### The data:
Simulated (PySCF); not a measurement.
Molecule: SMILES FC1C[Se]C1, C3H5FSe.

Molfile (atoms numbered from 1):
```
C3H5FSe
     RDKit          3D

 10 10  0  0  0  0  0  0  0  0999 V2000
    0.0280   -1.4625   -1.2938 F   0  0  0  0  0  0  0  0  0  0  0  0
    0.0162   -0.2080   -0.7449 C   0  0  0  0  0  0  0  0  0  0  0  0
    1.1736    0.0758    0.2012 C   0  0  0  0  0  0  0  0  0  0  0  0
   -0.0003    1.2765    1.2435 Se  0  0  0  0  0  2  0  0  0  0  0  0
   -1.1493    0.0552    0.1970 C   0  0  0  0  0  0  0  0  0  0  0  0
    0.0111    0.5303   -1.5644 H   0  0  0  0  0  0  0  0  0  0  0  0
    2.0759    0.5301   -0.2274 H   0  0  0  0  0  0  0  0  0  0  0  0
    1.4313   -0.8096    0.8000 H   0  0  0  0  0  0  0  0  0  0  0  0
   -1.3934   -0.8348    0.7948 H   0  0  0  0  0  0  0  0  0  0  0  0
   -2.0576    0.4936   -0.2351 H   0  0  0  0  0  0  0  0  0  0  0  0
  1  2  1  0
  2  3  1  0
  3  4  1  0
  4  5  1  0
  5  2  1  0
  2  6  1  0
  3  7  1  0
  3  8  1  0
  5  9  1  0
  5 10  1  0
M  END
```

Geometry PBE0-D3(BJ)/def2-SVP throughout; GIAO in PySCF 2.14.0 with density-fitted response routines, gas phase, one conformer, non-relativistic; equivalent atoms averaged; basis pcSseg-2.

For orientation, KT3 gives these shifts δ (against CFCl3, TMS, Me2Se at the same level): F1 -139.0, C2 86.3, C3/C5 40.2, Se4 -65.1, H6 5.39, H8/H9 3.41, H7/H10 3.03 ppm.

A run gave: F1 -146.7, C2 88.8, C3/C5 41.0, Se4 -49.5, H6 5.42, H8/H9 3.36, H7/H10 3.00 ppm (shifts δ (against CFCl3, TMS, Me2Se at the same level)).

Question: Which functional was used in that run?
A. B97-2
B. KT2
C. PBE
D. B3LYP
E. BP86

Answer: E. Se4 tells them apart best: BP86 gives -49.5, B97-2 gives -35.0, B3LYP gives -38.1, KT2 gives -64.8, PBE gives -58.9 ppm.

### Required action:
Exactly as they stand, please print the lines from the first line of the records above down to the line that includes "Geometry PBE0-D3(BJ)/def2-SVP throughout;", both of those included and no others.

### Response:
Simulated (PySCF); not a measurement.
Molecule: SMILES FC1C[Se]C1, C3H5FSe.

Molfile (atoms numbered from 1):
```
C3H5FSe
     RDKit          3D

 10 10  0  0  0  0  0  0  0  0999 V2000
    0.0280   -1.4625   -1.2938 F   0  0  0  0  0  0  0  0  0  0  0  0
    0.0162   -0.2080   -0.7449 C   0  0  0  0  0  0  0  0  0  0  0  0
    1.1736    0.0758    0.2012 C   0  0  0  0  0  0  0  0  0  0  0  0
   -0.0003    1.2765    1.2435 Se  0  0  0  0  0  2  0  0  0  0  0  0
   -1.1493    0.0552    0.1970 C   0  0  0  0  0  0  0  0  0  0  0  0
    0.0111    0.5303   -1.5644 H   0  0  0  0  0  0  0  0  0  0  0  0
    2.0759    0.5301   -0.2274 H   0  0  0  0  0  0  0  0  0  0  0  0
    1.4313   -0.8096    0.8000 H   0  0  0  0  0  0  0  0  0  0  0  0
   -1.3934   -0.8348    0.7948 H   0  0  0  0  0  0  0  0  0  0  0  0
   -2.0576    0.4936   -0.2351 H   0  0  0  0  0  0  0  0  0  0  0  0
  1  2  1  0
  2  3  1  0
  3  4  1  0
  4  5  1  0
  5  2  1  0
  2  6  1  0
  3  7  1  0
  3  8  1  0
  5  9  1  0
  5 10  1  0
M  END
```

Geometry PBE0-D3(BJ)/def2-SVP throughout; GIAO in PySCF 2.14.0 with density-fitted response routines, gas phase, one conformer, non-relativistic; equivalent atoms averaged; basis pcSseg-2.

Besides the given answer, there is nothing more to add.